*TASK ITEM*.
Each record is to be written out exactly as it appears.

*RECORD EXCERPTS*.
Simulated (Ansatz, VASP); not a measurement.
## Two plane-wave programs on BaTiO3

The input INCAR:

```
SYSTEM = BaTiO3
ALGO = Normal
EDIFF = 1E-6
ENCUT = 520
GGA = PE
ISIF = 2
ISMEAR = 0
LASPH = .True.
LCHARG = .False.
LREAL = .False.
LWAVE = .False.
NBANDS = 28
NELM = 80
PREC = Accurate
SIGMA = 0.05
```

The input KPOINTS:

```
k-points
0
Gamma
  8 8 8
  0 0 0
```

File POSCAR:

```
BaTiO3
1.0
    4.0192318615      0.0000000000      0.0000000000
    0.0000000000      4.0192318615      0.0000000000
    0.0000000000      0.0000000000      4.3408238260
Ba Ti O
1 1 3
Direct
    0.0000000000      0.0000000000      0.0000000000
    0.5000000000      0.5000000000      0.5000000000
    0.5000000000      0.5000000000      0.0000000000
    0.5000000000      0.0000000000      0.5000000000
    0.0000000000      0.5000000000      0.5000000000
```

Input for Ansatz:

*TASK RESULT*.
Simulated (Ansatz, VASP); not a measurement.
## Two plane-wave programs on BaTiO3

The input INCAR:

```
SYSTEM = BaTiO3
ALGO = Normal
EDIFF = 1E-6
ENCUT = 520
GGA = PE
ISIF = 2
ISMEAR = 0
LASPH = .True.
LCHARG = .False.
LREAL = .False.
LWAVE = .False.
NBANDS = 28
NELM = 80
PREC = Accurate
SIGMA = 0.05
```

The input KPOINTS:

```
k-points
0
Gamma
  8 8 8
  0 0 0
```

File POSCAR:

```
BaTiO3
1.0
    4.0192318615      0.0000000000      0.0000000000
    0.0000000000      4.0192318615      0.0000000000
    0.0000000000      0.0000000000      4.3408238260
Ba Ti O
1 1 3
Direct
    0.0000000000      0.0000000000      0.0000000000
    0.5000000000      0.5000000000      0.5000000000
    0.5000000000      0.5000000000      0.0000000000
    0.5000000000      0.0000000000      0.5000000000
    0.0000000000      0.5000000000      0.5000000000
```

Input for Ansatz:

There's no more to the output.